All entries below are to be retyped in full, precisely as they appear.

**INFORMATION SHOWN**
========================================================================
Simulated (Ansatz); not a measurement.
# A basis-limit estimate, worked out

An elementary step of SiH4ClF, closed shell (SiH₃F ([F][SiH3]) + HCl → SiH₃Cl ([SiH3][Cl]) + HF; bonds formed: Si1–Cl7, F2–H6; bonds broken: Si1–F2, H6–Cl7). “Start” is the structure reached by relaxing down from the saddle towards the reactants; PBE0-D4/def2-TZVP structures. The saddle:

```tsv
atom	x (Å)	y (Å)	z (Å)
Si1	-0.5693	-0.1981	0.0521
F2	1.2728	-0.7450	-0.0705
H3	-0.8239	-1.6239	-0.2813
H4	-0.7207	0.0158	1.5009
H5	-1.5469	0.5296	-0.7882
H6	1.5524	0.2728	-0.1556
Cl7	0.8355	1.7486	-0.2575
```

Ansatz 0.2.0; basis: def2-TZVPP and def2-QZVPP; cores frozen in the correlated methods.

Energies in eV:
========================================================================

**ANSWER AREA**
Simulated (Ansatz); not a measurement.
# A basis-limit estimate, worked out

An elementary step of SiH4ClF, closed shell (SiH₃F ([F][SiH3]) + HCl → SiH₃Cl ([SiH3][Cl]) + HF; bonds formed: Si1–Cl7, F2–H6; bonds broken: Si1–F2, H6–Cl7). “Start” is the structure reached by relaxing down from the saddle towards the reactants; PBE0-D4/def2-TZVP structures. The saddle:

```tsv
atom	x (Å)	y (Å)	z (Å)
Si1	-0.5693	-0.1981	0.0521
F2	1.2728	-0.7450	-0.0705
H3	-0.8239	-1.6239	-0.2813
H4	-0.7207	0.0158	1.5009
H5	-1.5469	0.5296	-0.7882
H6	1.5524	0.2728	-0.1556
Cl7	0.8355	1.7486	-0.2575
```

Ansatz 0.2.0; basis: def2-TZVPP and def2-QZVPP; cores frozen in the correlated methods.

Energies in eV:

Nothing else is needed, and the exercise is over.